Information given.
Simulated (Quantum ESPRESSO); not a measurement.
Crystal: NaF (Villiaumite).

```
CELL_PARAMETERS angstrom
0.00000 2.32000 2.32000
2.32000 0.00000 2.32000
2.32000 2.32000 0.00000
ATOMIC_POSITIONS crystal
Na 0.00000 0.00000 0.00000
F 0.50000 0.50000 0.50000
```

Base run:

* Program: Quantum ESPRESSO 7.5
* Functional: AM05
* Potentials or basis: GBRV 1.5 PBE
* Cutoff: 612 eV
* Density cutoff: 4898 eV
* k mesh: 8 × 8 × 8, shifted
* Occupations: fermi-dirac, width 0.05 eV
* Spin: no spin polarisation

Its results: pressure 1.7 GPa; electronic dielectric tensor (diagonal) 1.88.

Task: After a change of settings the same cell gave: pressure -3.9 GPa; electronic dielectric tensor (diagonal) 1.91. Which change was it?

Work request. Transcribe the entries exactly, and make each line match the original.

Written solution.
Simulated (Quantum ESPRESSO); not a measurement.
Crystal: NaF (Villiaumite).

```
CELL_PARAMETERS angstrom
0.00000 2.32000 2.32000
2.32000 0.00000 2.32000
2.32000 2.32000 0.00000
ATOMIC_POSITIONS crystal
Na 0.00000 0.00000 0.00000
F 0.50000 0.50000 0.50000
```

Base run:

* Program: Quantum ESPRESSO 7.5
* Functional: AM05
* Potentials or basis: GBRV 1.5 PBE
* Cutoff: 612 eV
* Density cutoff: 4898 eV
* k mesh: 8 × 8 × 8, shifted
* Occupations: fermi-dirac, width 0.05 eV
* Spin: no spin polarisation

Its results: pressure 1.7 GPa; electronic dielectric tensor (diagonal) 1.88.

Task: After a change of settings the same cell gave: pressure -3.9 GPa; electronic dielectric tensor (diagonal) 1.91. Which change was it?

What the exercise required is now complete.